**Requirement:** Only one span of the listing below is wanted: the lines from the one with "PBE-D3(BJ) | difference |" through the one with "35.11 | -1.25 |", reproduced exactly, both ends kept.

::: Supplied records :::
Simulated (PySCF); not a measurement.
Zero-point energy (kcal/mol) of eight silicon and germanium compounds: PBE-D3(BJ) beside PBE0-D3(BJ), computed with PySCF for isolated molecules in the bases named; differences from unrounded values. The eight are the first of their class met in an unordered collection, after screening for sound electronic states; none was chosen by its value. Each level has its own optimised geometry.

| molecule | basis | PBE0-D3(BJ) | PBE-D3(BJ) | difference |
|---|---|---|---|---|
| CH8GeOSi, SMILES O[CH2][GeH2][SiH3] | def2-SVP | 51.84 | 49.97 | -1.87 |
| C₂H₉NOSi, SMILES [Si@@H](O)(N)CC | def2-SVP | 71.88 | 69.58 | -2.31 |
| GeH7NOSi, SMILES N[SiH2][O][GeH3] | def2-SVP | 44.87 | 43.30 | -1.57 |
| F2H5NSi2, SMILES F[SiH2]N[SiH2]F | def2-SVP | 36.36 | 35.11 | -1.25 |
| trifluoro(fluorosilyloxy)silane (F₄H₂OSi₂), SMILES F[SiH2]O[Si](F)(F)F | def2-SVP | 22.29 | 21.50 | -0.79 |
:::

**Written answer:**
| molecule | basis | PBE0-D3(BJ) | PBE-D3(BJ) | difference |
|---|---|---|---|---|
| CH8GeOSi, SMILES O[CH2][GeH2][SiH3] | def2-SVP | 51.84 | 49.97 | -1.87 |
| C₂H₉NOSi, SMILES [Si@@H](O)(N)CC | def2-SVP | 71.88 | 69.58 | -2.31 |
| GeH7NOSi, SMILES N[SiH2][O][GeH3] | def2-SVP | 44.87 | 43.30 | -1.57 |
| F2H5NSi2, SMILES F[SiH2]N[SiH2]F | def2-SVP | 36.36 | 35.11 | -1.25 |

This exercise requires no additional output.